> Requirement
Please repeat only the stretch of records running from the first line through the line that contains "moment | 1.26 D |".

> Provided data
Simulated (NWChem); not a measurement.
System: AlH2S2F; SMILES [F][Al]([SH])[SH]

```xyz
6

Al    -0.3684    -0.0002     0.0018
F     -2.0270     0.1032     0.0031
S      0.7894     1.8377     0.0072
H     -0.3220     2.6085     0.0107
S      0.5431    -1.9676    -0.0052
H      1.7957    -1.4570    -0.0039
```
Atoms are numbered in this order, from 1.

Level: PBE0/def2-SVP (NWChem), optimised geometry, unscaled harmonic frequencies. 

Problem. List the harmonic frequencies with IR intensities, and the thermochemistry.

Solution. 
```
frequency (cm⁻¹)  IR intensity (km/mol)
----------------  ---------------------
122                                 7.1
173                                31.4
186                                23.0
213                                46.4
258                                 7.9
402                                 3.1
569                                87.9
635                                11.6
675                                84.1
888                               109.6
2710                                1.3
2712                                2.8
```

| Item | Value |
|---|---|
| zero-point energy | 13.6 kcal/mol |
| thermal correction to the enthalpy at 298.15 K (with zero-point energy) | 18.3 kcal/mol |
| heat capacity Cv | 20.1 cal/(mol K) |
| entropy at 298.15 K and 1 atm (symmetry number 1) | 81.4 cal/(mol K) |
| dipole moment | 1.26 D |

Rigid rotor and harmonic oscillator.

> Response area
Simulated (NWChem); not a measurement.
System: AlH2S2F; SMILES [F][Al]([SH])[SH]

```xyz
6

Al    -0.3684    -0.0002     0.0018
F     -2.0270     0.1032     0.0031
S      0.7894     1.8377     0.0072
H     -0.3220     2.6085     0.0107
S      0.5431    -1.9676    -0.0052
H      1.7957    -1.4570    -0.0039
```
Atoms are numbered in this order, from 1.

Level: PBE0/def2-SVP (NWChem), optimised geometry, unscaled harmonic frequencies. 

Problem. List the harmonic frequencies with IR intensities, and the thermochemistry.

Solution. 
```
frequency (cm⁻¹)  IR intensity (km/mol)
----------------  ---------------------
122                                 7.1
173                                31.4
186                                23.0
213                                46.4
258                                 7.9
402                                 3.1
569                                87.9
635                                11.6
675                                84.1
888                               109.6
2710                                1.3
2712                                2.8
```

| Item | Value |
|---|---|
| zero-point energy | 13.6 kcal/mol |
| thermal correction to the enthalpy at 298.15 K (with zero-point energy) | 18.3 kcal/mol |
| heat capacity Cv | 20.1 cal/(mol K) |
| entropy at 298.15 K and 1 atm (symmetry number 1) | 81.4 cal/(mol K) |
| dipole moment | 1.26 D |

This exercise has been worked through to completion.